[Work task] Extract exactly those lines that lie between the start of the material and the line with "Level of this", including both boundary lines and no others.

────

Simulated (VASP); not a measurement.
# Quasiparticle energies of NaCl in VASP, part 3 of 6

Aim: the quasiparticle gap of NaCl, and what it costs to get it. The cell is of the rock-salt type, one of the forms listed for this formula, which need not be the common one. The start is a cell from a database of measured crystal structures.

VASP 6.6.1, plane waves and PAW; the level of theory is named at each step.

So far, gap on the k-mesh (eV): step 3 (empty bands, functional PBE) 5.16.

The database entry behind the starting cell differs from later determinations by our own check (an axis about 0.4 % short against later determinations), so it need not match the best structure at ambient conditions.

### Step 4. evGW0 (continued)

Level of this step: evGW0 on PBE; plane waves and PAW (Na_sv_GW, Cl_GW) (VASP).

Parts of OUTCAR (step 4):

────

[Expected answer]
Simulated (VASP); not a measurement.
# Quasiparticle energies of NaCl in VASP, part 3 of 6

Aim: the quasiparticle gap of NaCl, and what it costs to get it. The cell is of the rock-salt type, one of the forms listed for this formula, which need not be the common one. The start is a cell from a database of measured crystal structures.

VASP 6.6.1, plane waves and PAW; the level of theory is named at each step.

So far, gap on the k-mesh (eV): step 3 (empty bands, functional PBE) 5.16.

The database entry behind the starting cell differs from later determinations by our own check (an axis about 0.4 % short against later determinations), so it need not match the best structure at ambient conditions.

### Step 4. evGW0 (continued)

Level of this step: evGW0 on PBE; plane waves and PAW (Na_sv_GW, Cl_GW) (VASP).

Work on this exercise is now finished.